*** Block opens ***

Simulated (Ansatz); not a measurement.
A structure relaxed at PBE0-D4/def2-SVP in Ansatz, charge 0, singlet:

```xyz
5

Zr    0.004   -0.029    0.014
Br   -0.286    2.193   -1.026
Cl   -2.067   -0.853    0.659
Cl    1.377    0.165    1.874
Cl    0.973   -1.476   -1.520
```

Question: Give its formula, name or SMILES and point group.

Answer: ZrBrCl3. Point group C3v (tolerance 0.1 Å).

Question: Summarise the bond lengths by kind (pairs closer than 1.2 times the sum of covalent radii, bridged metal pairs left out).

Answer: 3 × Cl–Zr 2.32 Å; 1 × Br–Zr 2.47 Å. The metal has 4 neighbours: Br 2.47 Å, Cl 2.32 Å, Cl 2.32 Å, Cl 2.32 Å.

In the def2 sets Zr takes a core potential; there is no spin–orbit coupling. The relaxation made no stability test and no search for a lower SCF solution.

*** Block closes ***

Copy the records exactly.

REPLY -
Simulated (Ansatz); not a measurement.
A structure relaxed at PBE0-D4/def2-SVP in Ansatz, charge 0, singlet:

```xyz
5

Zr    0.004   -0.029    0.014
Br   -0.286    2.193   -1.026
Cl   -2.067   -0.853    0.659
Cl    1.377    0.165    1.874
Cl    0.973   -1.476   -1.520
```

Question: Give its formula, name or SMILES and point group.

Answer: ZrBrCl3. Point group C3v (tolerance 0.1 Å).

Question: Summarise the bond lengths by kind (pairs closer than 1.2 times the sum of covalent radii, bridged metal pairs left out).

Answer: 3 × Cl–Zr 2.32 Å; 1 × Br–Zr 2.47 Å. The metal has 4 neighbours: Br 2.47 Å, Cl 2.32 Å, Cl 2.32 Å, Cl 2.32 Å.

In the def2 sets Zr takes a core potential; there is no spin–orbit coupling. The relaxation made no stability test and no search for a lower SCF solution.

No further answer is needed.